* _Assignment_: Every line below between the line holding "single point |" and the line holding "Wall time 55", inclusive, should be repeated exactly, and all other lines omitted.

* _Dataset extract_:

===============

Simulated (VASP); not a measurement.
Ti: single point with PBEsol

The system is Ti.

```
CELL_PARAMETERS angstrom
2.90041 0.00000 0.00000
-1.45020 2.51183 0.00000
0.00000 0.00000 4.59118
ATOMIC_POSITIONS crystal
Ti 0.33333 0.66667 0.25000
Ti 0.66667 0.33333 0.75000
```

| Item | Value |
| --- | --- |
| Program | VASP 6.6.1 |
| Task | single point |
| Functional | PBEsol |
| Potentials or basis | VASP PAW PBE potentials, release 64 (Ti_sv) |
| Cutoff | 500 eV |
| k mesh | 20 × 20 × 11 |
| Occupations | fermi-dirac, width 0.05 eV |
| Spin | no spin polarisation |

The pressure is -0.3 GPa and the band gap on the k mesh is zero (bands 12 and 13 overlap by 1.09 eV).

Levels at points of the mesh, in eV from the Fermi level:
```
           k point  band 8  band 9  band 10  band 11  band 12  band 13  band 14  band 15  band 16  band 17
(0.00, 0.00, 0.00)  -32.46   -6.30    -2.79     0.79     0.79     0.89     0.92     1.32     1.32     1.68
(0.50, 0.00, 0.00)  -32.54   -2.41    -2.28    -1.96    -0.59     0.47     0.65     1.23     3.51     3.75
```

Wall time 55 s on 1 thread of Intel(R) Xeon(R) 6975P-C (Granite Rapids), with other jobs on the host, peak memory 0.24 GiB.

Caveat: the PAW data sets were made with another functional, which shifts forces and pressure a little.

===============

* _Your response_:
| Task | single point |
| Functional | PBEsol |
| Potentials or basis | VASP PAW PBE potentials, release 64 (Ti_sv) |
| Cutoff | 500 eV |
| k mesh | 20 × 20 × 11 |
| Occupations | fermi-dirac, width 0.05 eV |
| Spin | no spin polarisation |

The pressure is -0.3 GPa and the band gap on the k mesh is zero (bands 12 and 13 overlap by 1.09 eV).

Levels at points of the mesh, in eV from the Fermi level:
```
           k point  band 8  band 9  band 10  band 11  band 12  band 13  band 14  band 15  band 16  band 17
(0.00, 0.00, 0.00)  -32.46   -6.30    -2.79     0.79     0.79     0.89     0.92     1.32     1.32     1.68
(0.50, 0.00, 0.00)  -32.54   -2.41    -2.28    -1.96    -0.59     0.47     0.65     1.23     3.51     3.75
```

Wall time 55 s on 1 thread of Intel(R) Xeon(R) 6975P-C (Granite Rapids), with other jobs on the host, peak memory 0.24 GiB.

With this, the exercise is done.